_Information given:_
□ □ □ □

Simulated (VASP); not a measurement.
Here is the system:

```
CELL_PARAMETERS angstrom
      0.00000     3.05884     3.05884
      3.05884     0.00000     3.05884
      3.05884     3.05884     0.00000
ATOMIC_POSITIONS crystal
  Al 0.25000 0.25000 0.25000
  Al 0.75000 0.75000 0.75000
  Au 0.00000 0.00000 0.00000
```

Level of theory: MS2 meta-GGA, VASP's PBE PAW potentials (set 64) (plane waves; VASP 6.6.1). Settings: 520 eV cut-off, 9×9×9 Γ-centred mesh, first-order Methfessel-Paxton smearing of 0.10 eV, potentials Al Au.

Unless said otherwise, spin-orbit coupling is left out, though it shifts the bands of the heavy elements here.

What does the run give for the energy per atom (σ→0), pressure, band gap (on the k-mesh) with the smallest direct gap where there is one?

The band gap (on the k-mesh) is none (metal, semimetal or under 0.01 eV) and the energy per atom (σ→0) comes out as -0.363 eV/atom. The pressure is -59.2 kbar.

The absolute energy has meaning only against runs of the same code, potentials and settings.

□ □ □ □

From the first line to the last, transcribe the data exactly.

Simulated (VASP); not a measurement.
Here is the system:

```
CELL_PARAMETERS angstrom
      0.00000     3.05884     3.05884
      3.05884     0.00000     3.05884
      3.05884     3.05884     0.00000
ATOMIC_POSITIONS crystal
  Al 0.25000 0.25000 0.25000
  Al 0.75000 0.75000 0.75000
  Au 0.00000 0.00000 0.00000
```

Level of theory: MS2 meta-GGA, VASP's PBE PAW potentials (set 64) (plane waves; VASP 6.6.1). Settings: 520 eV cut-off, 9×9×9 Γ-centred mesh, first-order Methfessel-Paxton smearing of 0.10 eV, potentials Al Au.

Unless said otherwise, spin-orbit coupling is left out, though it shifts the bands of the heavy elements here.

What does the run give for the energy per atom (σ→0), pressure, band gap (on the k-mesh) with the smallest direct gap where there is one?

The band gap (on the k-mesh) is none (metal, semimetal or under 0.01 eV) and the energy per atom (σ→0) comes out as -0.363 eV/atom. The pressure is -59.2 kbar.

The absolute energy has meaning only against runs of the same code, potentials and settings.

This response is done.